Work request - Output the entries underneath exactly as they are.

Dataset excerpts -
....

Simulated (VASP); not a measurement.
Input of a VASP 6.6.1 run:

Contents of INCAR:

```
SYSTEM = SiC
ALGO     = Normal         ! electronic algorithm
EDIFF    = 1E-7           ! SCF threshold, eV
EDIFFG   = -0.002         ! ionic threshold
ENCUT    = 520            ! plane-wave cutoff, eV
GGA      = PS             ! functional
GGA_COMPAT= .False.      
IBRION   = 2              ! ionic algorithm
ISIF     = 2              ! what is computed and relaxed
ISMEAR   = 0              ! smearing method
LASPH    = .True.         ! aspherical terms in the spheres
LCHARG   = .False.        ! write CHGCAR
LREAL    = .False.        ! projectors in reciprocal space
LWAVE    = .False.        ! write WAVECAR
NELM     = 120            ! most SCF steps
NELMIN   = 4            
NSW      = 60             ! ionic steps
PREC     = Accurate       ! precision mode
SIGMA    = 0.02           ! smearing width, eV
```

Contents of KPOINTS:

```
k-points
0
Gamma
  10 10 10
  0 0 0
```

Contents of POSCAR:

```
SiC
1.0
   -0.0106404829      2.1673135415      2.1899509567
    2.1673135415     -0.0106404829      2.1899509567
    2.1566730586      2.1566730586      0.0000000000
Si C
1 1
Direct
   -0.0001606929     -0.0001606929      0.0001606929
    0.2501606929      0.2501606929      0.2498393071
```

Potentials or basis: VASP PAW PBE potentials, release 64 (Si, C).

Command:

....

Exercise answer -
Simulated (VASP); not a measurement.
Input of a VASP 6.6.1 run:

Contents of INCAR:

```
SYSTEM = SiC
ALGO     = Normal         ! electronic algorithm
EDIFF    = 1E-7           ! SCF threshold, eV
EDIFFG   = -0.002         ! ionic threshold
ENCUT    = 520            ! plane-wave cutoff, eV
GGA      = PS             ! functional
GGA_COMPAT= .False.      
IBRION   = 2              ! ionic algorithm
ISIF     = 2              ! what is computed and relaxed
ISMEAR   = 0              ! smearing method
LASPH    = .True.         ! aspherical terms in the spheres
LCHARG   = .False.        ! write CHGCAR
LREAL    = .False.        ! projectors in reciprocal space
LWAVE    = .False.        ! write WAVECAR
NELM     = 120            ! most SCF steps
NELMIN   = 4            
NSW      = 60             ! ionic steps
PREC     = Accurate       ! precision mode
SIGMA    = 0.02           ! smearing width, eV
```

Contents of KPOINTS:

```
k-points
0
Gamma
  10 10 10
  0 0 0
```

Contents of POSCAR:

```
SiC
1.0
   -0.0106404829      2.1673135415      2.1899509567
    2.1673135415     -0.0106404829      2.1899509567
    2.1566730586      2.1566730586      0.0000000000
Si C
1 1
Direct
   -0.0001606929     -0.0001606929      0.0001606929
    0.2501606929      0.2501606929      0.2498393071
```

Potentials or basis: VASP PAW PBE potentials, release 64 (Si, C).

Command:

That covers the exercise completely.